[EXTRACTED MATERIAL]

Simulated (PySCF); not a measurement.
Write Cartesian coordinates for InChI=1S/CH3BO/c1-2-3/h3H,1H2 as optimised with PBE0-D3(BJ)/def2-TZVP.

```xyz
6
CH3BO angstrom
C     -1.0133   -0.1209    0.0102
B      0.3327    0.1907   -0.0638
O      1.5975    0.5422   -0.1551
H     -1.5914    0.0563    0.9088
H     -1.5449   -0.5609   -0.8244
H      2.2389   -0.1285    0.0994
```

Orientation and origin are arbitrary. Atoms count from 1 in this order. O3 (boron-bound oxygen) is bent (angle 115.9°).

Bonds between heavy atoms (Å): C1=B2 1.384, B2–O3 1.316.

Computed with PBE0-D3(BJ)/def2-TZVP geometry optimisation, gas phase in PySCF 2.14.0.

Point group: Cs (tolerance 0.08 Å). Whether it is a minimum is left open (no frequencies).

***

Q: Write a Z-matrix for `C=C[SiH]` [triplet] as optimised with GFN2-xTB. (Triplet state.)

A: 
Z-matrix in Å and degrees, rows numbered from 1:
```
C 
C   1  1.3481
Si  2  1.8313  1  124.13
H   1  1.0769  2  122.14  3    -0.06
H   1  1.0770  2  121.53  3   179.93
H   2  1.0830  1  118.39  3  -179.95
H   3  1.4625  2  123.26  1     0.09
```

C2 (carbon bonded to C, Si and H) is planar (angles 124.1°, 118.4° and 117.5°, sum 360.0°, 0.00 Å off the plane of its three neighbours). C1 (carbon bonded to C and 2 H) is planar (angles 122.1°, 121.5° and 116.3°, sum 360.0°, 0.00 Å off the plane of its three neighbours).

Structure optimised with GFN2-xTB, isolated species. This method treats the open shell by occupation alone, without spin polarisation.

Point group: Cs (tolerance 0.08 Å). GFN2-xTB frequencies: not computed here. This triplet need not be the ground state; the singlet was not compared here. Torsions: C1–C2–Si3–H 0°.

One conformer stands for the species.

[/EXTRACTED MATERIAL]

● **ACTIVITY**:
From the listing above, the lines starting with the one that has "Orientation and origin" and running through the one that has "Computed with PBE0-D3(BJ)/def2-TZVP" should be copied exactly, ends included.

● **ANSWER SPACE**:
Orientation and origin are arbitrary. Atoms count from 1 in this order. O3 (boron-bound oxygen) is bent (angle 115.9°).

Bonds between heavy atoms (Å): C1=B2 1.384, B2–O3 1.316.

Computed with PBE0-D3(BJ)/def2-TZVP geometry optimisation, gas phase in PySCF 2.14.0.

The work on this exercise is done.